Brief →
Every record below must come back exactly as given.

Record excerpts →
********************
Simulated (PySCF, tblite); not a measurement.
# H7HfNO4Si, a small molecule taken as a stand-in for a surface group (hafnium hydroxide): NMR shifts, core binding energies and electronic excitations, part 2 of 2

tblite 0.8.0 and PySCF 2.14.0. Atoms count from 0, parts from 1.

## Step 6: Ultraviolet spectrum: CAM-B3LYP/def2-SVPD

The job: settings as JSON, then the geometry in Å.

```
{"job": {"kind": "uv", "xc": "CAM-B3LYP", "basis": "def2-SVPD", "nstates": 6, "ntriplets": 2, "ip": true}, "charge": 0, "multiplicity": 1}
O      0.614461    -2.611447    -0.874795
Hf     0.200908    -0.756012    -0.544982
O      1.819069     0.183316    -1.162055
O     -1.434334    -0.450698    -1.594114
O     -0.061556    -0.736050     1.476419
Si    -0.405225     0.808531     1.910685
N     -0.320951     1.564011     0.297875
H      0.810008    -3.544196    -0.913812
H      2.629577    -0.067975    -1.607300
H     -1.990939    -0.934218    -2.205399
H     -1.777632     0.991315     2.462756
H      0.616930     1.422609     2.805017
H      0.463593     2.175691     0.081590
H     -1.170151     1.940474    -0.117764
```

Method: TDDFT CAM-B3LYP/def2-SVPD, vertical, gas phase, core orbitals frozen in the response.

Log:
********************

Solution →
Simulated (PySCF, tblite); not a measurement.
# H7HfNO4Si, a small molecule taken as a stand-in for a surface group (hafnium hydroxide): NMR shifts, core binding energies and electronic excitations, part 2 of 2

tblite 0.8.0 and PySCF 2.14.0. Atoms count from 0, parts from 1.

## Step 6: Ultraviolet spectrum: CAM-B3LYP/def2-SVPD

The job: settings as JSON, then the geometry in Å.

```
{"job": {"kind": "uv", "xc": "CAM-B3LYP", "basis": "def2-SVPD", "nstates": 6, "ntriplets": 2, "ip": true}, "charge": 0, "multiplicity": 1}
O      0.614461    -2.611447    -0.874795
Hf     0.200908    -0.756012    -0.544982
O      1.819069     0.183316    -1.162055
O     -1.434334    -0.450698    -1.594114
O     -0.061556    -0.736050     1.476419
Si    -0.405225     0.808531     1.910685
N     -0.320951     1.564011     0.297875
H      0.810008    -3.544196    -0.913812
H      2.629577    -0.067975    -1.607300
H     -1.990939    -0.934218    -2.205399
H     -1.777632     0.991315     2.462756
H      0.616930     1.422609     2.805017
H      0.463593     2.175691     0.081590
H     -1.170151     1.940474    -0.117764
```

Method: TDDFT CAM-B3LYP/def2-SVPD, vertical, gas phase, core orbitals frozen in the response.

Log:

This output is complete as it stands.